** Activity **
Your answer must be the full set of entries, repeated exactly.

** Listed records **
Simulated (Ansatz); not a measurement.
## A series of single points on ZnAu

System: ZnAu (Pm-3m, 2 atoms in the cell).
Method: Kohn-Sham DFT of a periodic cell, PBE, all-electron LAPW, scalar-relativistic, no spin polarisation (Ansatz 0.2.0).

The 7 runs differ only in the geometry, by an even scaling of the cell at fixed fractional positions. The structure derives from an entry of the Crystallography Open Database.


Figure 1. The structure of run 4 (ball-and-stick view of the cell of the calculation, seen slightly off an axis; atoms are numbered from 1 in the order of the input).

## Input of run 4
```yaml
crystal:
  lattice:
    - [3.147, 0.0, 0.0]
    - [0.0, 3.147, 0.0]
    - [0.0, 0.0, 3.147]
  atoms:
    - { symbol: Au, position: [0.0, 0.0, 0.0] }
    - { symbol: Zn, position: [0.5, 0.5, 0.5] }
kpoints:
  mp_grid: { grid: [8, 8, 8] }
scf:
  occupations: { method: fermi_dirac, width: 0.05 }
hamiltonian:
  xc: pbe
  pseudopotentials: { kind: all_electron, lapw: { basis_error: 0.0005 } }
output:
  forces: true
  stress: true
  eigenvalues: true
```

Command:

** Response **
Simulated (Ansatz); not a measurement.
## A series of single points on ZnAu

System: ZnAu (Pm-3m, 2 atoms in the cell).
Method: Kohn-Sham DFT of a periodic cell, PBE, all-electron LAPW, scalar-relativistic, no spin polarisation (Ansatz 0.2.0).

The 7 runs differ only in the geometry, by an even scaling of the cell at fixed fractional positions. The structure derives from an entry of the Crystallography Open Database.


Figure 1. The structure of run 4 (ball-and-stick view of the cell of the calculation, seen slightly off an axis; atoms are numbered from 1 in the order of the input).

## Input of run 4
```yaml
crystal:
  lattice:
    - [3.147, 0.0, 0.0]
    - [0.0, 3.147, 0.0]
    - [0.0, 0.0, 3.147]
  atoms:
    - { symbol: Au, position: [0.0, 0.0, 0.0] }
    - { symbol: Zn, position: [0.5, 0.5, 0.5] }
kpoints:
  mp_grid: { grid: [8, 8, 8] }
scf:
  occupations: { method: fermi_dirac, width: 0.05 }
hamiltonian:
  xc: pbe
  pseudopotentials: { kind: all_electron, lapw: { basis_error: 0.0005 } }
output:
  forces: true
  stress: true
  eigenvalues: true
```

Command:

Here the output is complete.